REQUIREMENT: Please output the data below exactly as given, starting at its first line and stopping after the line that contains "Mixture: CH₄ : O₂".

SUPPLIED INFORMATION:
<<<<
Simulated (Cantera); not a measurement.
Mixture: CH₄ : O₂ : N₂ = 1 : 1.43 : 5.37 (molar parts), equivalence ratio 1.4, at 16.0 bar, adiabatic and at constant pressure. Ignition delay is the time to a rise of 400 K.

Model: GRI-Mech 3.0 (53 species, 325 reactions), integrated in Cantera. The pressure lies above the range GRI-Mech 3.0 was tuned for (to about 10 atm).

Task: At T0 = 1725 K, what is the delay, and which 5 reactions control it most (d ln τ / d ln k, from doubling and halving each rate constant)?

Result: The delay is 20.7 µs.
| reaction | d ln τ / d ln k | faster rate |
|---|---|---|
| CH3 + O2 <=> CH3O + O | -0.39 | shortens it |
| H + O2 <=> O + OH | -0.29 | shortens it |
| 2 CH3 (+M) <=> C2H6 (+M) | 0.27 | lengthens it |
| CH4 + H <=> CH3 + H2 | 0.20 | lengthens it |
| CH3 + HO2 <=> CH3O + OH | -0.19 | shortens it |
>>>>

EXERCISE ANSWER:
Simulated (Cantera); not a measurement.
Mixture: CH₄ : O₂ : N₂ = 1 : 1.43 : 5.37 (molar parts), equivalence ratio 1.4, at 16.0 bar, adiabatic and at constant pressure. Ignition delay is the time to a rise of 400 K.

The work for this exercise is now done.